### DATA EXCERPTS
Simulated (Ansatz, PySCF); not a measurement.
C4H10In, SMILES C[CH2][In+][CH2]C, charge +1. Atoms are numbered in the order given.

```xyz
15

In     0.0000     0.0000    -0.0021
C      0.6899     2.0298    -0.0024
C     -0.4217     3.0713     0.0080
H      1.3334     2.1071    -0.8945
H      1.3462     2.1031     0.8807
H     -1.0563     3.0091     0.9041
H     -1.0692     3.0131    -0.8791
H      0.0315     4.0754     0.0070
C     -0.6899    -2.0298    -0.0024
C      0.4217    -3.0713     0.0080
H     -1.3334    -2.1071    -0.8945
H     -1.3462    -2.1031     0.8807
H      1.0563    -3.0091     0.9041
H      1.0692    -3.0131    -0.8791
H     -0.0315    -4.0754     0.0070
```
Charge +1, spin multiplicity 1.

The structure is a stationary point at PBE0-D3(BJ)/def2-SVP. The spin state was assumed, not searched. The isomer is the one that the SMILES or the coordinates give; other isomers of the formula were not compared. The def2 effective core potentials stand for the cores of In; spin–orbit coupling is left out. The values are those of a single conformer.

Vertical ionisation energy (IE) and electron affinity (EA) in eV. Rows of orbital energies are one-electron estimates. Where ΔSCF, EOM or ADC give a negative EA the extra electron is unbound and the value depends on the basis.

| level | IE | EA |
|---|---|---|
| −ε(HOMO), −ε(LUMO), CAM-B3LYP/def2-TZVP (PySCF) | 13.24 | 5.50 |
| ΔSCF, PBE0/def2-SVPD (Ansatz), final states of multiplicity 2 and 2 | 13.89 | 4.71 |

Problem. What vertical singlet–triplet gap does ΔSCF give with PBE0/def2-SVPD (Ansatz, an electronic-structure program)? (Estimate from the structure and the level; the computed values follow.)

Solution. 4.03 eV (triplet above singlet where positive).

### REQUIRED ACTION
Repeat exactly the lines above from the one with "Vertical ionisation energy" up to and including the one with "Problem. What vertical". No other line belongs in the reply.

### TASK OUTPUT
Vertical ionisation energy (IE) and electron affinity (EA) in eV. Rows of orbital energies are one-electron estimates. Where ΔSCF, EOM or ADC give a negative EA the extra electron is unbound and the value depends on the basis.

| level | IE | EA |
|---|---|---|
| −ε(HOMO), −ε(LUMO), CAM-B3LYP/def2-TZVP (PySCF) | 13.24 | 5.50 |
| ΔSCF, PBE0/def2-SVPD (Ansatz), final states of multiplicity 2 and 2 | 13.89 | 4.71 |

Problem. What vertical singlet–triplet gap does ΔSCF give with PBE0/def2-SVPD (Ansatz, an electronic-structure program)? (Estimate from the structure and the level; the computed values follow.)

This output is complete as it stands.